◆ Required action ◆
Will you quote precisely the lines that run from the top of the material below to the line containing "## A series in volume scale on Mg", both ends included?

○ ○ ○ ○

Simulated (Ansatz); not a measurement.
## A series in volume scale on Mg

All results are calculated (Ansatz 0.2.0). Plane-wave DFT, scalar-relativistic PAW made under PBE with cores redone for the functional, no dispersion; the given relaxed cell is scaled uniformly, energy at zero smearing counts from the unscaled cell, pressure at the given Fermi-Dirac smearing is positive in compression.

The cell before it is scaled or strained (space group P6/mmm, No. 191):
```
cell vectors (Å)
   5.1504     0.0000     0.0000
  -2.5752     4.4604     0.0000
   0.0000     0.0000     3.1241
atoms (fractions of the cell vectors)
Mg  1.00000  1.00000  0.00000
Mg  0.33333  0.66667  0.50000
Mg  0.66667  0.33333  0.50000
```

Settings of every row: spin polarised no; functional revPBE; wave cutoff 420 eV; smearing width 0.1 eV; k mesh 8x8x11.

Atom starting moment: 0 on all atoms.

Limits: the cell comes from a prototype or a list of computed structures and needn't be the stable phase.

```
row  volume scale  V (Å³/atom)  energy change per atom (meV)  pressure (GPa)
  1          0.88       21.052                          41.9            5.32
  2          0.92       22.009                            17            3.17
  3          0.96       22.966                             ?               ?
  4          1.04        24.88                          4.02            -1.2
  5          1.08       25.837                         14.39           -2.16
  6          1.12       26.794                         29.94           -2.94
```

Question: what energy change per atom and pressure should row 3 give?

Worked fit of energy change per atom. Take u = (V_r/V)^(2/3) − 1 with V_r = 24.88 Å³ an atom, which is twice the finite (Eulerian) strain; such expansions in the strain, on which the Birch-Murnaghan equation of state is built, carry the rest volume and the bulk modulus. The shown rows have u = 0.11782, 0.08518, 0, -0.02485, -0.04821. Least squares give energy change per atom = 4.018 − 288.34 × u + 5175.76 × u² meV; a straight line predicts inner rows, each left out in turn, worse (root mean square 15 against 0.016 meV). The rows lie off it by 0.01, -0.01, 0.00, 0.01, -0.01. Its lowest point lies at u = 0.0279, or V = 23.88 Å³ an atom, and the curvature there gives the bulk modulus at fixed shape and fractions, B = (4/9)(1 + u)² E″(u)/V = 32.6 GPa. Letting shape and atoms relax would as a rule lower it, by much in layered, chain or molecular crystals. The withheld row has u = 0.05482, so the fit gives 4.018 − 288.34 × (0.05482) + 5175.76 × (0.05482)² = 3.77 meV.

○ ○ ○ ○

◆ Worked solution ◆
Simulated (Ansatz); not a measurement.
## A series in volume scale on Mg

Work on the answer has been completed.